_Requirement_.
Give the data again exactly, stopping after the "It boils at -12.0 °C under 1 atm." line.

───── Available data ─────

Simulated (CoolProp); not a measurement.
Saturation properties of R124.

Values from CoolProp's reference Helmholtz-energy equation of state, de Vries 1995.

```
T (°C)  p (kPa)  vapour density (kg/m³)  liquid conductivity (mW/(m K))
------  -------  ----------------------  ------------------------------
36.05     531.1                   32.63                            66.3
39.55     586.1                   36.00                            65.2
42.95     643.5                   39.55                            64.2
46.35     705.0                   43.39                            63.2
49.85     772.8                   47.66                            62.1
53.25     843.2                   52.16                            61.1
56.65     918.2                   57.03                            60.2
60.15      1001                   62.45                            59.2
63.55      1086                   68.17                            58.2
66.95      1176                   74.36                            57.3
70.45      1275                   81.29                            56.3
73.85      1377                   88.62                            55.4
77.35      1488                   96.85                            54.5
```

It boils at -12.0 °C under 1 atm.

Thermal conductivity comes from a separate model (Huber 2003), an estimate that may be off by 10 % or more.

─────

_Task result_.
Simulated (CoolProp); not a measurement.
Saturation properties of R124.

Values from CoolProp's reference Helmholtz-energy equation of state, de Vries 1995.

```
T (°C)  p (kPa)  vapour density (kg/m³)  liquid conductivity (mW/(m K))
------  -------  ----------------------  ------------------------------
36.05     531.1                   32.63                            66.3
39.55     586.1                   36.00                            65.2
42.95     643.5                   39.55                            64.2
46.35     705.0                   43.39                            63.2
49.85     772.8                   47.66                            62.1
53.25     843.2                   52.16                            61.1
56.65     918.2                   57.03                            60.2
60.15      1001                   62.45                            59.2
63.55      1086                   68.17                            58.2
66.95      1176                   74.36                            57.3
70.45      1275                   81.29                            56.3
73.85      1377                   88.62                            55.4
77.35      1488                   96.85                            54.5
```

It boils at -12.0 °C under 1 atm.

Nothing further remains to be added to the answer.